'''

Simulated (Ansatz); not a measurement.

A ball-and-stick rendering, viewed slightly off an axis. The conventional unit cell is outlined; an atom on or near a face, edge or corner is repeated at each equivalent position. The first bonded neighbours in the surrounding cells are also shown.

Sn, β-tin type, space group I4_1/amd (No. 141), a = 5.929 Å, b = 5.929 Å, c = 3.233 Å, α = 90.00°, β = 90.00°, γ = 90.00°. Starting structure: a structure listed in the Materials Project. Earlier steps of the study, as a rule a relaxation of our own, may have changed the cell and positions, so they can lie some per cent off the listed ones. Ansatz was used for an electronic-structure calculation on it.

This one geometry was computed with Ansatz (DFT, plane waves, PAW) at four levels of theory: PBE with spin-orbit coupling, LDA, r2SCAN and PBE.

'''

Task item - The full listing, repeated exactly, is the expected answer.

Answer box -
Simulated (Ansatz); not a measurement.

A ball-and-stick rendering, viewed slightly off an axis. The conventional unit cell is outlined; an atom on or near a face, edge or corner is repeated at each equivalent position. The first bonded neighbours in the surrounding cells are also shown.

Sn, β-tin type, space group I4_1/amd (No. 141), a = 5.929 Å, b = 5.929 Å, c = 3.233 Å, α = 90.00°, β = 90.00°, γ = 90.00°. Starting structure: a structure listed in the Materials Project. Earlier steps of the study, as a rule a relaxation of our own, may have changed the cell and positions, so they can lie some per cent off the listed ones. Ansatz was used for an electronic-structure calculation on it.

This one geometry was computed with Ansatz (DFT, plane waves, PAW) at four levels of theory: PBE with spin-orbit coupling, LDA, r2SCAN and PBE.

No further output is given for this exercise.